→ Work item: Set down each line of the listing exactly as it reads.

-- Opening Marker --

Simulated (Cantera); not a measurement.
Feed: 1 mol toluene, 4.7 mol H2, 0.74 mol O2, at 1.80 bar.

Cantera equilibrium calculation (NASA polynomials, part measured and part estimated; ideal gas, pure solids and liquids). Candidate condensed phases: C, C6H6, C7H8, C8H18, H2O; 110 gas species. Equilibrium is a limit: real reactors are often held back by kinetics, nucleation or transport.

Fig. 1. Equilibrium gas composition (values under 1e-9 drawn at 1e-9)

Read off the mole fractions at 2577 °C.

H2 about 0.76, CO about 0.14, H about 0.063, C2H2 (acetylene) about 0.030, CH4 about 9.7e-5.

-- Closing Marker --

→ Exercise response:
Simulated (Cantera); not a measurement.
Feed: 1 mol toluene, 4.7 mol H2, 0.74 mol O2, at 1.80 bar.

Cantera equilibrium calculation (NASA polynomials, part measured and part estimated; ideal gas, pure solids and liquids). Candidate condensed phases: C, C6H6, C7H8, C8H18, H2O; 110 gas species. Equilibrium is a limit: real reactors are often held back by kinetics, nucleation or transport.

Fig. 1. Equilibrium gas composition (values under 1e-9 drawn at 1e-9)

Read off the mole fractions at 2577 °C.

H2 about 0.76, CO about 0.14, H about 0.063, C2H2 (acetylene) about 0.030, CH4 about 9.7e-5.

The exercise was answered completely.